An exact copy of every record below is what's needed here.

▽

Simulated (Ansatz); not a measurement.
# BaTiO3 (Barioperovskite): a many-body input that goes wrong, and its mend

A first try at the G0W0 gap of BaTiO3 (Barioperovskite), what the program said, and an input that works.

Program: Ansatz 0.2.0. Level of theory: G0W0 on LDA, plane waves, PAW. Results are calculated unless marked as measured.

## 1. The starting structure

△

__Written reply__.
Simulated (Ansatz); not a measurement.
# BaTiO3 (Barioperovskite): a many-body input that goes wrong, and its mend

A first try at the G0W0 gap of BaTiO3 (Barioperovskite), what the program said, and an input that works.

Program: Ansatz 0.2.0. Level of theory: G0W0 on LDA, plane waves, PAW. Results are calculated unless marked as measured.

## 1. The starting structure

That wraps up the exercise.